» Work request
Each entry listed below should be reproduced word for word.

» Entries shown
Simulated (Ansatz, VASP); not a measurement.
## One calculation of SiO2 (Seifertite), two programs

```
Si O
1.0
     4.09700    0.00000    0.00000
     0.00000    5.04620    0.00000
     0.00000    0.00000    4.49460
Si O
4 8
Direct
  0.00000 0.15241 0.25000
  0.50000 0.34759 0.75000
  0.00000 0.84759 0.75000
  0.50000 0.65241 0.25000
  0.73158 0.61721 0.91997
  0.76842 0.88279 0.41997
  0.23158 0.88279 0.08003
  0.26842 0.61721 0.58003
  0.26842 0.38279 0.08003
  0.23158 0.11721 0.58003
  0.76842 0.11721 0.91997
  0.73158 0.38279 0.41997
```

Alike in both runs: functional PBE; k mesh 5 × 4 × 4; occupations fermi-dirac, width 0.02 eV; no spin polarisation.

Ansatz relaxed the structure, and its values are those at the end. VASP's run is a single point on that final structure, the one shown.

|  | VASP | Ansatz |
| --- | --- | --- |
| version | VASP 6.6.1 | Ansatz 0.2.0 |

» Exercise output
Simulated (Ansatz, VASP); not a measurement.
## One calculation of SiO2 (Seifertite), two programs

```
Si O
1.0
     4.09700    0.00000    0.00000
     0.00000    5.04620    0.00000
     0.00000    0.00000    4.49460
Si O
4 8
Direct
  0.00000 0.15241 0.25000
  0.50000 0.34759 0.75000
  0.00000 0.84759 0.75000
  0.50000 0.65241 0.25000
  0.73158 0.61721 0.91997
  0.76842 0.88279 0.41997
  0.23158 0.88279 0.08003
  0.26842 0.61721 0.58003
  0.26842 0.38279 0.08003
  0.23158 0.11721 0.58003
  0.76842 0.11721 0.91997
  0.73158 0.38279 0.41997
```

Alike in both runs: functional PBE; k mesh 5 × 4 × 4; occupations fermi-dirac, width 0.02 eV; no spin polarisation.

Ansatz relaxed the structure, and its values are those at the end. VASP's run is a single point on that final structure, the one shown.

|  | VASP | Ansatz |
| --- | --- | --- |
| version | VASP 6.6.1 | Ansatz 0.2.0 |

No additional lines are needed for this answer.